• Supplied entries:
↓↓↓

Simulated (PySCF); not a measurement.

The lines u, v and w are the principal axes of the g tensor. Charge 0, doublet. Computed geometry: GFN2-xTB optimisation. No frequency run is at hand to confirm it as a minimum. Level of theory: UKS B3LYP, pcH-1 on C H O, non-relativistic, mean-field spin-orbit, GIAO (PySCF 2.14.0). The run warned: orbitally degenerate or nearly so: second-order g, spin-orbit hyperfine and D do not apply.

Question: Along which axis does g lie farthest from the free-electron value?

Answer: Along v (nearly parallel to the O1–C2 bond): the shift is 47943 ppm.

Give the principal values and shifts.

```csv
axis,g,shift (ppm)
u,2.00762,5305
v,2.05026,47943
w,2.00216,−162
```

↑↑↑

• Assigned task: When you reach this point, go back and write out each record above exactly.

• Your solution:
Simulated (PySCF); not a measurement.

The lines u, v and w are the principal axes of the g tensor. Charge 0, doublet. Computed geometry: GFN2-xTB optimisation. No frequency run is at hand to confirm it as a minimum. Level of theory: UKS B3LYP, pcH-1 on C H O, non-relativistic, mean-field spin-orbit, GIAO (PySCF 2.14.0). The run warned: orbitally degenerate or nearly so: second-order g, spin-orbit hyperfine and D do not apply.

Question: Along which axis does g lie farthest from the free-electron value?

Answer: Along v (nearly parallel to the O1–C2 bond): the shift is 47943 ppm.

Give the principal values and shifts.

```csv
axis,g,shift (ppm)
u,2.00762,5305
v,2.05026,47943
w,2.00216,−162
```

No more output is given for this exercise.